| Requirement |
A faithful, complete copy of the records is required.

Dataset START
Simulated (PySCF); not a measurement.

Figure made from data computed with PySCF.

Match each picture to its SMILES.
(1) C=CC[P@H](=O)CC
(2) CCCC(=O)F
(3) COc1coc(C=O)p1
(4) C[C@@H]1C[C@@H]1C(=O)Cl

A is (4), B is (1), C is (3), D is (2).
Dataset END

| Response area |
Simulated (PySCF); not a measurement.

Figure made from data computed with PySCF.

Match each picture to its SMILES.
(1) C=CC[P@H](=O)CC
(2) CCCC(=O)F
(3) COc1coc(C=O)p1
(4) C[C@@H]1C[C@@H]1C(=O)Cl

A is (4), B is (1), C is (3), D is (2).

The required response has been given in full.